WORK ORDER> The records that follow must be repeated verbatim, every one of them.

DATA>
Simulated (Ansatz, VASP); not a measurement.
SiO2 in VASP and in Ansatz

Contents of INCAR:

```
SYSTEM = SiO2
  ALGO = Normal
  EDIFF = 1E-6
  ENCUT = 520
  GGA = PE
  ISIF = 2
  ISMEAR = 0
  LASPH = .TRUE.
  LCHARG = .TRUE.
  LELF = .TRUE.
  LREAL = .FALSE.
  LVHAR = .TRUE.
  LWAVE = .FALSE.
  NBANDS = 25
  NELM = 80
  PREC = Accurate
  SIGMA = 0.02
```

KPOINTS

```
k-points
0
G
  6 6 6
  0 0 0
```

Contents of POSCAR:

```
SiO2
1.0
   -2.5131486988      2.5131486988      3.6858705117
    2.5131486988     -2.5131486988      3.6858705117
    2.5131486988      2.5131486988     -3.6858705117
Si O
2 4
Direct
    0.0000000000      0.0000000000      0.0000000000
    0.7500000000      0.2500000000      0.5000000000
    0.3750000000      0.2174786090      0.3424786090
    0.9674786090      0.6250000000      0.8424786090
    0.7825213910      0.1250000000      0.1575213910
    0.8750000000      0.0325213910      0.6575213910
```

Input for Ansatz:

YOUR SOLUTION>
Simulated (Ansatz, VASP); not a measurement.
SiO2 in VASP and in Ansatz

Contents of INCAR:

```
SYSTEM = SiO2
  ALGO = Normal
  EDIFF = 1E-6
  ENCUT = 520
  GGA = PE
  ISIF = 2
  ISMEAR = 0
  LASPH = .TRUE.
  LCHARG = .TRUE.
  LELF = .TRUE.
  LREAL = .FALSE.
  LVHAR = .TRUE.
  LWAVE = .FALSE.
  NBANDS = 25
  NELM = 80
  PREC = Accurate
  SIGMA = 0.02
```

KPOINTS

```
k-points
0
G
  6 6 6
  0 0 0
```

Contents of POSCAR:

```
SiO2
1.0
   -2.5131486988      2.5131486988      3.6858705117
    2.5131486988     -2.5131486988      3.6858705117
    2.5131486988      2.5131486988     -3.6858705117
Si O
2 4
Direct
    0.0000000000      0.0000000000      0.0000000000
    0.7500000000      0.2500000000      0.5000000000
    0.3750000000      0.2174786090      0.3424786090
    0.9674786090      0.6250000000      0.8424786090
    0.7825213910      0.1250000000      0.1575213910
    0.8750000000      0.0325213910      0.6575213910
```

Input for Ansatz:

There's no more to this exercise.